__REQUIREMENT__: Repeat verbatim only the lines from the opening of the material below through the one that contains "along the run?".

######

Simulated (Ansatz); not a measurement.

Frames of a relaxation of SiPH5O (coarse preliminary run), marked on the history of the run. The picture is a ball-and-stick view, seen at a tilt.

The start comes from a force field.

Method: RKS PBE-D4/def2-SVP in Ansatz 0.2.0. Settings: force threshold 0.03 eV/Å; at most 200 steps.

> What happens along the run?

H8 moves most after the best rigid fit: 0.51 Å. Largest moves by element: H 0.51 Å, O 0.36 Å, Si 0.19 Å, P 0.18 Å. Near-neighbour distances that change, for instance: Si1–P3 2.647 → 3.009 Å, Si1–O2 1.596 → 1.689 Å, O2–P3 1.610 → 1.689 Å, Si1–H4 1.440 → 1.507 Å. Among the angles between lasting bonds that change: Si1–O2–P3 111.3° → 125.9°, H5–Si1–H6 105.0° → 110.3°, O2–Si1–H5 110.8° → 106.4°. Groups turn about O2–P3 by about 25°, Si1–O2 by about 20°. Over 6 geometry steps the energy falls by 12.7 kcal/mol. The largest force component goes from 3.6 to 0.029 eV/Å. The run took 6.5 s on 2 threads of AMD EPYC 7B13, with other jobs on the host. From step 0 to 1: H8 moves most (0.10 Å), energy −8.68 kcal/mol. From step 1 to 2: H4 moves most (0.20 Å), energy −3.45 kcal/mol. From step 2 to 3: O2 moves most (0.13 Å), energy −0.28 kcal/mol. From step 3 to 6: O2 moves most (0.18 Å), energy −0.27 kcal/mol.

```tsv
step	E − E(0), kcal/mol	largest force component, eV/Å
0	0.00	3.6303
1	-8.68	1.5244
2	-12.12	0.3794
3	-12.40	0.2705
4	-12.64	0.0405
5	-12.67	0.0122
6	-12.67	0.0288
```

######

__RESPONSE__:
Simulated (Ansatz); not a measurement.

Frames of a relaxation of SiPH5O (coarse preliminary run), marked on the history of the run. The picture is a ball-and-stick view, seen at a tilt.

The start comes from a force field.

Method: RKS PBE-D4/def2-SVP in Ansatz 0.2.0. Settings: force threshold 0.03 eV/Å; at most 200 steps.

> What happens along the run?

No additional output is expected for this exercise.